DATA EXCERPTS:
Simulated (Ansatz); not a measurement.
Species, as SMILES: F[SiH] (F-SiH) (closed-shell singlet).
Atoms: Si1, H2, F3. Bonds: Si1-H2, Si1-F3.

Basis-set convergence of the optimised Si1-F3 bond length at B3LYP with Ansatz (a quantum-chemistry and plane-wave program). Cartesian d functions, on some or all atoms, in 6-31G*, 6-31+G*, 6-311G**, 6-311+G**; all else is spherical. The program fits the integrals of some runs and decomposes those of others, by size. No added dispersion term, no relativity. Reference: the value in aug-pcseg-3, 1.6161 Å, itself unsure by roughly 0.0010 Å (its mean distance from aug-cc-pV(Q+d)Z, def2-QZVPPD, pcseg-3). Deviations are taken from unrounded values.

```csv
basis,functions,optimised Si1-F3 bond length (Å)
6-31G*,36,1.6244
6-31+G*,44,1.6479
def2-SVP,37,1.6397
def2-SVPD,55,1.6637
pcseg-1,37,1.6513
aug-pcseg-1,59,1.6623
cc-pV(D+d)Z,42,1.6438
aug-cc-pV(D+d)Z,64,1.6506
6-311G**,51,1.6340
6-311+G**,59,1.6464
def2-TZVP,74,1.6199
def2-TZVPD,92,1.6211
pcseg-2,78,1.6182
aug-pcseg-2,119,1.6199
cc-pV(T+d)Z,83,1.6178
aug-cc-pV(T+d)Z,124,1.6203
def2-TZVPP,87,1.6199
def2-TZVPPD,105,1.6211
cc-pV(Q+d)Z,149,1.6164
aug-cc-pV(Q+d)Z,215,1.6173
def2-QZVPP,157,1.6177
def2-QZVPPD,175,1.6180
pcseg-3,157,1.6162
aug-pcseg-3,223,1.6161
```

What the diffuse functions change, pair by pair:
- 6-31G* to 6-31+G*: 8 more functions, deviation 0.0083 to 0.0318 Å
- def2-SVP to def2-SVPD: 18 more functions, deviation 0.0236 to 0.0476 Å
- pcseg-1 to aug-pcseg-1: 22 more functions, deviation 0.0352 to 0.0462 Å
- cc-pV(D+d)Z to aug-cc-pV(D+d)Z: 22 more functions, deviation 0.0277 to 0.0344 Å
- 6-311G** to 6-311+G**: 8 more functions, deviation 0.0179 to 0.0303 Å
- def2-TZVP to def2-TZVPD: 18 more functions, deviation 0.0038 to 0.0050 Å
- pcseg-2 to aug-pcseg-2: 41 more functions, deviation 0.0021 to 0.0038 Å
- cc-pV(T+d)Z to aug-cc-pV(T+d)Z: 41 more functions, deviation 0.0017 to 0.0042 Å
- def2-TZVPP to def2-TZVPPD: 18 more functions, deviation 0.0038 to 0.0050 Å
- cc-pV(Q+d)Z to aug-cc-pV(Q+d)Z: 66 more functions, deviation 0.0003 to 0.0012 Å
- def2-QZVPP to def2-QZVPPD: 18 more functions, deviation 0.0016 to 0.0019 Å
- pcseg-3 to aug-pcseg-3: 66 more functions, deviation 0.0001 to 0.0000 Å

EXERCISE: In the data above, retype exactly and only the lines between the one holding "- pcseg-1 to" and the one holding "- 6-311G** to", inclusive.

RESPONSE:
- pcseg-1 to aug-pcseg-1: 22 more functions, deviation 0.0352 to 0.0462 Å
- cc-pV(D+d)Z to aug-cc-pV(D+d)Z: 22 more functions, deviation 0.0277 to 0.0344 Å
- 6-311G** to 6-311+G**: 8 more functions, deviation 0.0179 to 0.0303 Å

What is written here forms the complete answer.